Would you output the whole of the data exactly?

Top of Material provided

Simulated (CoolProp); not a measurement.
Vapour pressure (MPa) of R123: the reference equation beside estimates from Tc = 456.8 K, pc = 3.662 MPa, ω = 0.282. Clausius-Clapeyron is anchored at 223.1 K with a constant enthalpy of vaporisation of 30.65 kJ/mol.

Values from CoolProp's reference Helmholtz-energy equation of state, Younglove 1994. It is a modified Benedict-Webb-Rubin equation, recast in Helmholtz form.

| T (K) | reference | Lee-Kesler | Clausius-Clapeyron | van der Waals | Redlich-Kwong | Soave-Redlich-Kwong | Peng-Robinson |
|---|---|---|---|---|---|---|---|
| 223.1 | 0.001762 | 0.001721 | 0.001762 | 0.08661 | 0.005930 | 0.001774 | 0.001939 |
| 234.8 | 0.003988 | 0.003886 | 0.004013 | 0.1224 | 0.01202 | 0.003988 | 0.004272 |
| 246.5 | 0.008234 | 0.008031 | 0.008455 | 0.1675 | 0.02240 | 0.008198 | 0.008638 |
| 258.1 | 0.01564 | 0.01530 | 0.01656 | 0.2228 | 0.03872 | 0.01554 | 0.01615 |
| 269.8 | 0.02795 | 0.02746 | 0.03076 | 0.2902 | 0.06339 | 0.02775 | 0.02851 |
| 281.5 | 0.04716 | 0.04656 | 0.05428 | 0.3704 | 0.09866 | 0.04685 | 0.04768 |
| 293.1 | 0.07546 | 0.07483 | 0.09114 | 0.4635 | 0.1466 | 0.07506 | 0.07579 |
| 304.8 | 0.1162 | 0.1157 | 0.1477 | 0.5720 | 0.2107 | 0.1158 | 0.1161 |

Bottom of Material provided

*Answer area*.
Simulated (CoolProp); not a measurement.
Vapour pressure (MPa) of R123: the reference equation beside estimates from Tc = 456.8 K, pc = 3.662 MPa, ω = 0.282. Clausius-Clapeyron is anchored at 223.1 K with a constant enthalpy of vaporisation of 30.65 kJ/mol.

Values from CoolProp's reference Helmholtz-energy equation of state, Younglove 1994. It is a modified Benedict-Webb-Rubin equation, recast in Helmholtz form.

| T (K) | reference | Lee-Kesler | Clausius-Clapeyron | van der Waals | Redlich-Kwong | Soave-Redlich-Kwong | Peng-Robinson |
|---|---|---|---|---|---|---|---|
| 223.1 | 0.001762 | 0.001721 | 0.001762 | 0.08661 | 0.005930 | 0.001774 | 0.001939 |
| 234.8 | 0.003988 | 0.003886 | 0.004013 | 0.1224 | 0.01202 | 0.003988 | 0.004272 |
| 246.5 | 0.008234 | 0.008031 | 0.008455 | 0.1675 | 0.02240 | 0.008198 | 0.008638 |
| 258.1 | 0.01564 | 0.01530 | 0.01656 | 0.2228 | 0.03872 | 0.01554 | 0.01615 |
| 269.8 | 0.02795 | 0.02746 | 0.03076 | 0.2902 | 0.06339 | 0.02775 | 0.02851 |
| 281.5 | 0.04716 | 0.04656 | 0.05428 | 0.3704 | 0.09866 | 0.04685 | 0.04768 |
| 293.1 | 0.07546 | 0.07483 | 0.09114 | 0.4635 | 0.1466 | 0.07506 | 0.07579 |
| 304.8 | 0.1162 | 0.1157 | 0.1477 | 0.5720 | 0.2107 | 0.1158 | 0.1161 |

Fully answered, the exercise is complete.